==========

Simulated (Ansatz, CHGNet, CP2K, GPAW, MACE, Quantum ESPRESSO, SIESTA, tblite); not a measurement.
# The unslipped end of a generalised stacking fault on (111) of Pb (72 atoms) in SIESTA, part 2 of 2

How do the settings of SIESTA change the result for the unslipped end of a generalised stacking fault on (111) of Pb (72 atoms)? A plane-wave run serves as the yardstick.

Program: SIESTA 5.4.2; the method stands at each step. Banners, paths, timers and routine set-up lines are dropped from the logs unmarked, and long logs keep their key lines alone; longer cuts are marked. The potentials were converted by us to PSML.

==========

**WORK ORDER:**
Every record above is to be copied out exactly.

**ANSWER AREA:**
Simulated (Ansatz, CHGNet, CP2K, GPAW, MACE, Quantum ESPRESSO, SIESTA, tblite); not a measurement.
# The unslipped end of a generalised stacking fault on (111) of Pb (72 atoms) in SIESTA, part 2 of 2

How do the settings of SIESTA change the result for the unslipped end of a generalised stacking fault on (111) of Pb (72 atoms)? A plane-wave run serves as the yardstick.

Program: SIESTA 5.4.2; the method stands at each step. Banners, paths, timers and routine set-up lines are dropped from the logs unmarked, and long logs keep their key lines alone; longer cuts are marked. The potentials were converted by us to PSML.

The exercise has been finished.